All of the records must be set down again word for word.

== Data section
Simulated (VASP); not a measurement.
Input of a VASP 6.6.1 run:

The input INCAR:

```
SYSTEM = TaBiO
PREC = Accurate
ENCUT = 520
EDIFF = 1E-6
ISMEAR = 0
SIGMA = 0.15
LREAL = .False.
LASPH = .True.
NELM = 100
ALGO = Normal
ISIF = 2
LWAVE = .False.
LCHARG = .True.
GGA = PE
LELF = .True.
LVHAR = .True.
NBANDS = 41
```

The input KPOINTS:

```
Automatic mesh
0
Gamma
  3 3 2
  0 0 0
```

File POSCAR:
====

Task result:
Simulated (VASP); not a measurement.
Input of a VASP 6.6.1 run:

The input INCAR:

```
SYSTEM = TaBiO
PREC = Accurate
ENCUT = 520
EDIFF = 1E-6
ISMEAR = 0
SIGMA = 0.15
LREAL = .False.
LASPH = .True.
NELM = 100
ALGO = Normal
ISIF = 2
LWAVE = .False.
LCHARG = .True.
GGA = PE
LELF = .True.
LVHAR = .True.
NBANDS = 41
```

The input KPOINTS:

```
Automatic mesh
0
Gamma
  3 3 2
  0 0 0
```

File POSCAR:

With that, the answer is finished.